▬▬▬

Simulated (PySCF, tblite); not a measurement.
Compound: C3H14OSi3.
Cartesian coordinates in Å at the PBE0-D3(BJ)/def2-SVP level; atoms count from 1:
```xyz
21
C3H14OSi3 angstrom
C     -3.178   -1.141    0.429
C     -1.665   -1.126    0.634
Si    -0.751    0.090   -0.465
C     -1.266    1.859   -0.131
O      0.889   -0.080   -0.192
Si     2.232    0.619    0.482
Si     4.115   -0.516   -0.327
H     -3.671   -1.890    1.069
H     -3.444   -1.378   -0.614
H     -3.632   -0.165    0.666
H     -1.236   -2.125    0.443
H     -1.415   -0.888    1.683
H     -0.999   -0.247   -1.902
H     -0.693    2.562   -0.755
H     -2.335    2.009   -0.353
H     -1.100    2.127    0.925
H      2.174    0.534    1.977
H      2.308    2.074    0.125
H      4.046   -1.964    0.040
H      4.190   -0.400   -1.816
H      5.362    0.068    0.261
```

▬▬▬

- **WORK TASK**
The full listing above is to be copied exactly, line for line.

- **YOUR SOLUTION**
Simulated (PySCF, tblite); not a measurement.
Compound: C3H14OSi3.
Cartesian coordinates in Å at the PBE0-D3(BJ)/def2-SVP level; atoms count from 1:
```xyz
21
C3H14OSi3 angstrom
C     -3.178   -1.141    0.429
C     -1.665   -1.126    0.634
Si    -0.751    0.090   -0.465
C     -1.266    1.859   -0.131
O      0.889   -0.080   -0.192
Si     2.232    0.619    0.482
Si     4.115   -0.516   -0.327
H     -3.671   -1.890    1.069
H     -3.444   -1.378   -0.614
H     -3.632   -0.165    0.666
H     -1.236   -2.125    0.443
H     -1.415   -0.888    1.683
H     -0.999   -0.247   -1.902
H     -0.693    2.562   -0.755
H     -2.335    2.009   -0.353
H     -1.100    2.127    0.925
H      2.174    0.534    1.977
H      2.308    2.074    0.125
H      4.046   -1.964    0.040
H      4.190   -0.400   -1.816
H      5.362    0.068    0.261
```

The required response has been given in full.